■ **LISTED RECORDS**:
+ + + + + + +
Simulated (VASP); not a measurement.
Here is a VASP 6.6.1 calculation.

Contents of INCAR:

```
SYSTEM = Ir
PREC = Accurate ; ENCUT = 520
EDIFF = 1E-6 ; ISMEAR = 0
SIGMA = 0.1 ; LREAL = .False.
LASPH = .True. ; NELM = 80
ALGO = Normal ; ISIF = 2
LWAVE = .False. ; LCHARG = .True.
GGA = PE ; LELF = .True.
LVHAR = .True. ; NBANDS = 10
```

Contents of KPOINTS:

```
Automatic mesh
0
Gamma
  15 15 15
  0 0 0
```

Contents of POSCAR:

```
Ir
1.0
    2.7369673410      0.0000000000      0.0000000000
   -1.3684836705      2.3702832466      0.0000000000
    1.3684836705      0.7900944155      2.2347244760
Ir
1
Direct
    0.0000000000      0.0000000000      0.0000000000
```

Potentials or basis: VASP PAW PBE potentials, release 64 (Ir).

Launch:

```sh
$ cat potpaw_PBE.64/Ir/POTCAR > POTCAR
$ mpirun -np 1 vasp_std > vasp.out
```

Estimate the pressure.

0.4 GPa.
+ + + + + + +

■ **BRIEF**: Write out exactly the lines between the start of the entries and the line containing "Estimate the pressure.", including that line and the first one.

■ **ANSWER SECTION**:
Simulated (VASP); not a measurement.
Here is a VASP 6.6.1 calculation.

Contents of INCAR:

```
SYSTEM = Ir
PREC = Accurate ; ENCUT = 520
EDIFF = 1E-6 ; ISMEAR = 0
SIGMA = 0.1 ; LREAL = .False.
LASPH = .True. ; NELM = 80
ALGO = Normal ; ISIF = 2
LWAVE = .False. ; LCHARG = .True.
GGA = PE ; LELF = .True.
LVHAR = .True. ; NBANDS = 10
```

Contents of KPOINTS:

```
Automatic mesh
0
Gamma
  15 15 15
  0 0 0
```

Contents of POSCAR:

```
Ir
1.0
    2.7369673410      0.0000000000      0.0000000000
   -1.3684836705      2.3702832466      0.0000000000
    1.3684836705      0.7900944155      2.2347244760
Ir
1
Direct
    0.0000000000      0.0000000000      0.0000000000
```

Potentials or basis: VASP PAW PBE potentials, release 64 (Ir).

Launch:

```sh
$ cat potpaw_PBE.64/Ir/POTCAR > POTCAR
$ mpirun -np 1 vasp_std > vasp.out
```

Estimate the pressure.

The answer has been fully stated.